## REQUIRED ACTION
From first line to last, give the material again unchanged.

## DATA
BEGIN
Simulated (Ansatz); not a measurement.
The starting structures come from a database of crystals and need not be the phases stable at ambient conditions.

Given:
END

## EXERCISE SOLUTION
Simulated (Ansatz); not a measurement.
The starting structures come from a database of crystals and need not be the phases stable at ambient conditions.

Given:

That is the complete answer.